• [Required action] Word for word, return the lines from the top of the listing to the line containing "energy of self-exchange?", both ends included, and no others.

• [Dataset]
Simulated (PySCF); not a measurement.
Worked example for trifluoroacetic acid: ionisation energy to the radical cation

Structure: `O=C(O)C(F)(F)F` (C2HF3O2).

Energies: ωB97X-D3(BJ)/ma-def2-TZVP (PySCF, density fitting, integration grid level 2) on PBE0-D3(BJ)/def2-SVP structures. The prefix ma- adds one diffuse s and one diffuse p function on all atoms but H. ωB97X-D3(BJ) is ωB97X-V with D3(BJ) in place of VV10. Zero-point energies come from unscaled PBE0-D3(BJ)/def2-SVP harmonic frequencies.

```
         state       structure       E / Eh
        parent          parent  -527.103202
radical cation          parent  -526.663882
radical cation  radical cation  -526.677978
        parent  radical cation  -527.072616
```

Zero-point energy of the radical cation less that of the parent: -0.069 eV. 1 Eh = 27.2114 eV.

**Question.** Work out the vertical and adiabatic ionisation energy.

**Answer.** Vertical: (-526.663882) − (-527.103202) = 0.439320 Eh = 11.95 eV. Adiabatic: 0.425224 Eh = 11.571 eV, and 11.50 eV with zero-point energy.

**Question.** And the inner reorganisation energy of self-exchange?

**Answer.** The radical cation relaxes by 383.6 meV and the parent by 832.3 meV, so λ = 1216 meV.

• [Expected answer]
Simulated (PySCF); not a measurement.
Worked example for trifluoroacetic acid: ionisation energy to the radical cation

Structure: `O=C(O)C(F)(F)F` (C2HF3O2).

Energies: ωB97X-D3(BJ)/ma-def2-TZVP (PySCF, density fitting, integration grid level 2) on PBE0-D3(BJ)/def2-SVP structures. The prefix ma- adds one diffuse s and one diffuse p function on all atoms but H. ωB97X-D3(BJ) is ωB97X-V with D3(BJ) in place of VV10. Zero-point energies come from unscaled PBE0-D3(BJ)/def2-SVP harmonic frequencies.

```
         state       structure       E / Eh
        parent          parent  -527.103202
radical cation          parent  -526.663882
radical cation  radical cation  -526.677978
        parent  radical cation  -527.072616
```

Zero-point energy of the radical cation less that of the parent: -0.069 eV. 1 Eh = 27.2114 eV.

**Question.** Work out the vertical and adiabatic ionisation energy.

**Answer.** Vertical: (-526.663882) − (-527.103202) = 0.439320 Eh = 11.95 eV. Adiabatic: 0.425224 Eh = 11.571 eV, and 11.50 eV with zero-point energy.

**Question.** And the inner reorganisation energy of self-exchange?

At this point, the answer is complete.